◇ ◇ ◇

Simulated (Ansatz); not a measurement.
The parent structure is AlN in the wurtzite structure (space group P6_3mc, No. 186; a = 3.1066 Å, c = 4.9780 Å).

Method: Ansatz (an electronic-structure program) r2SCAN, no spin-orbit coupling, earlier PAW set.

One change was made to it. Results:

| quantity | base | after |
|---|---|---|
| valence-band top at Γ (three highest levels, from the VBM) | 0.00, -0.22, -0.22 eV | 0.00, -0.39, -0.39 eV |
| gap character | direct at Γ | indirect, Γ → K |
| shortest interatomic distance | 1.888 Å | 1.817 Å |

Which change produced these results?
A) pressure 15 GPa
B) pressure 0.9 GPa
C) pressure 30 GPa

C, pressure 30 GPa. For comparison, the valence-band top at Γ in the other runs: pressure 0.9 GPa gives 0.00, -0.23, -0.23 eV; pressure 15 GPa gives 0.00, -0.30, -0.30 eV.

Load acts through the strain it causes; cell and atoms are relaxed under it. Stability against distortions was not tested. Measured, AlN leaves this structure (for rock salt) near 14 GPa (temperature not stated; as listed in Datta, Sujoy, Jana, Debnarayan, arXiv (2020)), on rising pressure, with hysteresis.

◇ ◇ ◇

REQUIREMENT: Repeat exactly the lines of the data from the first one through the line with "-0.39, -0.39 eV |", both of them included.

REPLY:
Simulated (Ansatz); not a measurement.
The parent structure is AlN in the wurtzite structure (space group P6_3mc, No. 186; a = 3.1066 Å, c = 4.9780 Å).

Method: Ansatz (an electronic-structure program) r2SCAN, no spin-orbit coupling, earlier PAW set.

One change was made to it. Results:

| quantity | base | after |
|---|---|---|
| valence-band top at Γ (three highest levels, from the VBM) | 0.00, -0.22, -0.22 eV | 0.00, -0.39, -0.39 eV |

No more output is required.